> **Information shown**
▬▬▬

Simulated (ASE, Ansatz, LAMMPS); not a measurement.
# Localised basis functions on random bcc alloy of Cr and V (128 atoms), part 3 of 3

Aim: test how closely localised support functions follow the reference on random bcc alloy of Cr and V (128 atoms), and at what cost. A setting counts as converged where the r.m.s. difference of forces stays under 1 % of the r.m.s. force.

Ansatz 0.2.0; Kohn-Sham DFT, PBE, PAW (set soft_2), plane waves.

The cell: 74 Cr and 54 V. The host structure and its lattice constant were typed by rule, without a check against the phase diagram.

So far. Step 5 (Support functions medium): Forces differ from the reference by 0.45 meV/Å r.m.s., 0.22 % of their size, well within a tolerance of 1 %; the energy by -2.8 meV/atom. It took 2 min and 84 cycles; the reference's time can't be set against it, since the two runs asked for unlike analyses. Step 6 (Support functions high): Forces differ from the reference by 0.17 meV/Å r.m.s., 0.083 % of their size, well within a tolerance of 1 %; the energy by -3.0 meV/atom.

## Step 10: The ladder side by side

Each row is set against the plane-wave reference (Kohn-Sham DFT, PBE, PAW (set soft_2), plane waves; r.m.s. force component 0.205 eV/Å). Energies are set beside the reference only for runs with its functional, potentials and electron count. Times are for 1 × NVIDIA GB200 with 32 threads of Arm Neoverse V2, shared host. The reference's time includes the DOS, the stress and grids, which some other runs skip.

▬▬▬

> **Exercise**
Set down the records again without altering a word.

> **Exercise solution**
Simulated (ASE, Ansatz, LAMMPS); not a measurement.
# Localised basis functions on random bcc alloy of Cr and V (128 atoms), part 3 of 3

Aim: test how closely localised support functions follow the reference on random bcc alloy of Cr and V (128 atoms), and at what cost. A setting counts as converged where the r.m.s. difference of forces stays under 1 % of the r.m.s. force.

Ansatz 0.2.0; Kohn-Sham DFT, PBE, PAW (set soft_2), plane waves.

The cell: 74 Cr and 54 V. The host structure and its lattice constant were typed by rule, without a check against the phase diagram.

So far. Step 5 (Support functions medium): Forces differ from the reference by 0.45 meV/Å r.m.s., 0.22 % of their size, well within a tolerance of 1 %; the energy by -2.8 meV/atom. It took 2 min and 84 cycles; the reference's time can't be set against it, since the two runs asked for unlike analyses. Step 6 (Support functions high): Forces differ from the reference by 0.17 meV/Å r.m.s., 0.083 % of their size, well within a tolerance of 1 %; the energy by -3.0 meV/atom.

## Step 10: The ladder side by side

Each row is set against the plane-wave reference (Kohn-Sham DFT, PBE, PAW (set soft_2), plane waves; r.m.s. force component 0.205 eV/Å). Energies are set beside the reference only for runs with its functional, potentials and electron count. Times are for 1 × NVIDIA GB200 with 32 threads of Arm Neoverse V2, shared host. The reference's time includes the DOS, the stress and grids, which some other runs skip.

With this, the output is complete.